*ACTION ITEM*: Set out the listing word for word. End with the line that contains "Hardware: 1 thread".

------

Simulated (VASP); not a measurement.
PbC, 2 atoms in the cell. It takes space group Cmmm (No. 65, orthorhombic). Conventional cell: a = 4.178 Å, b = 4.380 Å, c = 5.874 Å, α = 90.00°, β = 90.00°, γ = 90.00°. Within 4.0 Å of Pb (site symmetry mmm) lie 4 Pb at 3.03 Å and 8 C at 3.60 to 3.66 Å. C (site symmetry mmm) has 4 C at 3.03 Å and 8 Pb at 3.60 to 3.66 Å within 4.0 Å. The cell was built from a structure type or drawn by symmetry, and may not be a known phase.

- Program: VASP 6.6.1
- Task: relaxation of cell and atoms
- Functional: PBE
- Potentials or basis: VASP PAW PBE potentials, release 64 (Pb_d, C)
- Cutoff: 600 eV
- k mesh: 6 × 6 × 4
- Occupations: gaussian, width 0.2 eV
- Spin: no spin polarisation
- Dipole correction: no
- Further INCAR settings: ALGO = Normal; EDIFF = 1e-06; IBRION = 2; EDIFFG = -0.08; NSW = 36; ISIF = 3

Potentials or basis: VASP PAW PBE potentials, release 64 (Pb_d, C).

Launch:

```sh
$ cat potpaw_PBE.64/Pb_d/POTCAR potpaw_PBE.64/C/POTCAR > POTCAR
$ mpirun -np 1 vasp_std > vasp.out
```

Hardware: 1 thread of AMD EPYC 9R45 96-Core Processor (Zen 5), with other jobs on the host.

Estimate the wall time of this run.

------

*ANSWER SPACE*:
Simulated (VASP); not a measurement.
PbC, 2 atoms in the cell. It takes space group Cmmm (No. 65, orthorhombic). Conventional cell: a = 4.178 Å, b = 4.380 Å, c = 5.874 Å, α = 90.00°, β = 90.00°, γ = 90.00°. Within 4.0 Å of Pb (site symmetry mmm) lie 4 Pb at 3.03 Å and 8 C at 3.60 to 3.66 Å. C (site symmetry mmm) has 4 C at 3.03 Å and 8 Pb at 3.60 to 3.66 Å within 4.0 Å. The cell was built from a structure type or drawn by symmetry, and may not be a known phase.

- Program: VASP 6.6.1
- Task: relaxation of cell and atoms
- Functional: PBE
- Potentials or basis: VASP PAW PBE potentials, release 64 (Pb_d, C)
- Cutoff: 600 eV
- k mesh: 6 × 6 × 4
- Occupations: gaussian, width 0.2 eV
- Spin: no spin polarisation
- Dipole correction: no
- Further INCAR settings: ALGO = Normal; EDIFF = 1e-06; IBRION = 2; EDIFFG = -0.08; NSW = 36; ISIF = 3

Potentials or basis: VASP PAW PBE potentials, release 64 (Pb_d, C).

Launch:

```sh
$ cat potpaw_PBE.64/Pb_d/POTCAR potpaw_PBE.64/C/POTCAR > POTCAR
$ mpirun -np 1 vasp_std > vasp.out
```

Hardware: 1 thread of AMD EPYC 9R45 96-Core Processor (Zen 5), with other jobs on the host.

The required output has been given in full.